- Required action -
Your response must be the entire set of entries, reproduced word for word.

- Extracted entries -
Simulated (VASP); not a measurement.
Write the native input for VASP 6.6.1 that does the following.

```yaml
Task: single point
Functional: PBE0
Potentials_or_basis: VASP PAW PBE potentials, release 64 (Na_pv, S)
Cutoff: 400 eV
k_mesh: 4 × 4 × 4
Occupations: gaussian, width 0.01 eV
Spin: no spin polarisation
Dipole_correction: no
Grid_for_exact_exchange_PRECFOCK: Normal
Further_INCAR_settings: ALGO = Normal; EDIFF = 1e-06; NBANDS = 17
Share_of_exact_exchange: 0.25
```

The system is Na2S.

- Exercise output -
Simulated (VASP); not a measurement.
Write the native input for VASP 6.6.1 that does the following.

```yaml
Task: single point
Functional: PBE0
Potentials_or_basis: VASP PAW PBE potentials, release 64 (Na_pv, S)
Cutoff: 400 eV
k_mesh: 4 × 4 × 4
Occupations: gaussian, width 0.01 eV
Spin: no spin polarisation
Dipole_correction: no
Grid_for_exact_exchange_PRECFOCK: Normal
Further_INCAR_settings: ALGO = Normal; EDIFF = 1e-06; NBANDS = 17
Share_of_exact_exchange: 0.25
```

The system is Na2S.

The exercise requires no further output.